+ + + + +

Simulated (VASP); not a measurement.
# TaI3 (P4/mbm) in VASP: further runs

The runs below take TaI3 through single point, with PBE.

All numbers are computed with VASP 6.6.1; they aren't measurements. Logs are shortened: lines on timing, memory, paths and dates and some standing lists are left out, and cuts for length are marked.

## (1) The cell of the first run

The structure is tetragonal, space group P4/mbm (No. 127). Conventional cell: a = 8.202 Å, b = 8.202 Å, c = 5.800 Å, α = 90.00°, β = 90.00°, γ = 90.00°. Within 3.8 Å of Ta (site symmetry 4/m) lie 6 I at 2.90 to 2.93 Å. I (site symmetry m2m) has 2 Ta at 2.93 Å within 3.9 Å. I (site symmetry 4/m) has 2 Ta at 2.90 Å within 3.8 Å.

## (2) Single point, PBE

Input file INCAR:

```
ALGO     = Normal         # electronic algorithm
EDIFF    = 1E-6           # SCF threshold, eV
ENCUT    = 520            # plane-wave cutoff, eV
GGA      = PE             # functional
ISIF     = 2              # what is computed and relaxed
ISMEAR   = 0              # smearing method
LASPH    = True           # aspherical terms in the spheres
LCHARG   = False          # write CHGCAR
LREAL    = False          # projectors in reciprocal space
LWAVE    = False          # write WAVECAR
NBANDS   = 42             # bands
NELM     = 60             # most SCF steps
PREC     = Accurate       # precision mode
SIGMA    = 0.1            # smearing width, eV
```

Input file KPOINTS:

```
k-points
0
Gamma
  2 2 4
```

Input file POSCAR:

+ + + + +

▶ _TASK ITEM_
Set down the lines above as they stand, starting with the first line and ending with the line that contains "## (1) The cell of the first run".

▶ _EXERCISE ANSWER_
Simulated (VASP); not a measurement.
# TaI3 (P4/mbm) in VASP: further runs

The runs below take TaI3 through single point, with PBE.

All numbers are computed with VASP 6.6.1; they aren't measurements. Logs are shortened: lines on timing, memory, paths and dates and some standing lists are left out, and cuts for length are marked.

## (1) The cell of the first run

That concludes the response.